- [Work item]:
Please output the full listing, character for character.

- [Listed records]:
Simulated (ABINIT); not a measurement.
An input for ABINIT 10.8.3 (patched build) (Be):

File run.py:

- [Answer area]:
Simulated (ABINIT); not a measurement.
An input for ABINIT 10.8.3 (patched build) (Be):

File run.py:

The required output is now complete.